▶ [Work item]:
For this listing, the lines between the one holding "cutoff: 5442 eV" and the one holding "Caveats: the atomic", inclusive, must be set down exactly.

§
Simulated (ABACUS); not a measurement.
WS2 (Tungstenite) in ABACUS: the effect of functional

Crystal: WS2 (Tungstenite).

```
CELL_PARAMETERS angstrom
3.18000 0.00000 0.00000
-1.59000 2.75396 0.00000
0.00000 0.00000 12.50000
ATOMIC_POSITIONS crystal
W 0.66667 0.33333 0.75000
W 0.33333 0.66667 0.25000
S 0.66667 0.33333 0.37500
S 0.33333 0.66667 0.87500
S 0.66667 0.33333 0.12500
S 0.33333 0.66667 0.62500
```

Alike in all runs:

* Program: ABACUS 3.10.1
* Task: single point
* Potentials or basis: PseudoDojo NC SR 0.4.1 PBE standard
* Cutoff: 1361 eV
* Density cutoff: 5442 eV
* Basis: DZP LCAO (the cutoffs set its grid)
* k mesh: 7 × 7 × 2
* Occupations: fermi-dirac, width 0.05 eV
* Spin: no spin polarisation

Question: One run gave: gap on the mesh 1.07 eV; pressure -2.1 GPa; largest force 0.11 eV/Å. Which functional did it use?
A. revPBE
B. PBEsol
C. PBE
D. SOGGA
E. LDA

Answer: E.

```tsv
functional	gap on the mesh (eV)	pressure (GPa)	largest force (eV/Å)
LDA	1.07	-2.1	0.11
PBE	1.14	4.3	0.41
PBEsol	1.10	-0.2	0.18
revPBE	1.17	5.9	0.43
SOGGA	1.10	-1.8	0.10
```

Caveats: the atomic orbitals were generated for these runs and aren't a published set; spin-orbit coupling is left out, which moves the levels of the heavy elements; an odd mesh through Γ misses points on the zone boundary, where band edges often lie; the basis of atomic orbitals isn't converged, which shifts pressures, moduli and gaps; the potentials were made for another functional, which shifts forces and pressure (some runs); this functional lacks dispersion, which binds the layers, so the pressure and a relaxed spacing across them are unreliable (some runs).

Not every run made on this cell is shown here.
§

▶ [Written reply]:
* Density cutoff: 5442 eV
* Basis: DZP LCAO (the cutoffs set its grid)
* k mesh: 7 × 7 × 2
* Occupations: fermi-dirac, width 0.05 eV
* Spin: no spin polarisation

Question: One run gave: gap on the mesh 1.07 eV; pressure -2.1 GPa; largest force 0.11 eV/Å. Which functional did it use?
A. revPBE
B. PBEsol
C. PBE
D. SOGGA
E. LDA

Answer: E.

```tsv
functional	gap on the mesh (eV)	pressure (GPa)	largest force (eV/Å)
LDA	1.07	-2.1	0.11
PBE	1.14	4.3	0.41
PBEsol	1.10	-0.2	0.18
revPBE	1.17	5.9	0.43
SOGGA	1.10	-1.8	0.10
```

Caveats: the atomic orbitals were generated for these runs and aren't a published set; spin-orbit coupling is left out, which moves the levels of the heavy elements; an odd mesh through Γ misses points on the zone boundary, where band edges often lie; the basis of atomic orbitals isn't converged, which shifts pressures, moduli and gaps; the potentials were made for another functional, which shifts forces and pressure (some runs); this functional lacks dispersion, which binds the layers, so the pressure and a relaxed spacing across them are unreliable (some runs).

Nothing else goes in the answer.